Work task - Give again, exactly as written, each line of the material below starting at the line that contains "What are the" and ending at the line that contains "Give the ideal-gas". Both ends count, and no other line does.

Record extracts -
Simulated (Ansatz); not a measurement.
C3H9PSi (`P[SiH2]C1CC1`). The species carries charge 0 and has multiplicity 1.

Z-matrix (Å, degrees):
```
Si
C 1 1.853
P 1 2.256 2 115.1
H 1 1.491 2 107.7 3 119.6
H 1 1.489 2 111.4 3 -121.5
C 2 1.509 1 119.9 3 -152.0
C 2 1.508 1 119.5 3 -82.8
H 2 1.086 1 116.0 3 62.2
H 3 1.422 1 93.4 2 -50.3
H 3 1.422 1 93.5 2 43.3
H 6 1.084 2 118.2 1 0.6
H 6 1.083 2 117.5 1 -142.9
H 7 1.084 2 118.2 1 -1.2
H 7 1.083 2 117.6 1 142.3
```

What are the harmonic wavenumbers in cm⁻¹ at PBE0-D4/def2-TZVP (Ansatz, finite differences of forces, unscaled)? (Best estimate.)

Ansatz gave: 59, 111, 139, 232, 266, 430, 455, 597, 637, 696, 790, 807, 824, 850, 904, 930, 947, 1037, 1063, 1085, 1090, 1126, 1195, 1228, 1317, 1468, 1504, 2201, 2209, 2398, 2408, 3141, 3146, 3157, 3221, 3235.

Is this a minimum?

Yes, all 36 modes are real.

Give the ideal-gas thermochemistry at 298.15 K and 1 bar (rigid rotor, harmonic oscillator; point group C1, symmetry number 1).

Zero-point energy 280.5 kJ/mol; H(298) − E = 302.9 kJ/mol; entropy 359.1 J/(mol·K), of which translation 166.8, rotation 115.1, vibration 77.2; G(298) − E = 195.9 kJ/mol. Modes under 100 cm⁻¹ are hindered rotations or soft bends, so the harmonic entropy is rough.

Exercise answer -
What are the harmonic wavenumbers in cm⁻¹ at PBE0-D4/def2-TZVP (Ansatz, finite differences of forces, unscaled)? (Best estimate.)

Ansatz gave: 59, 111, 139, 232, 266, 430, 455, 597, 637, 696, 790, 807, 824, 850, 904, 930, 947, 1037, 1063, 1085, 1090, 1126, 1195, 1228, 1317, 1468, 1504, 2201, 2209, 2398, 2408, 3141, 3146, 3157, 3221, 3235.

Is this a minimum?

Yes, all 36 modes are real.

Give the ideal-gas thermochemistry at 298.15 K and 1 bar (rigid rotor, harmonic oscillator; point group C1, symmetry number 1).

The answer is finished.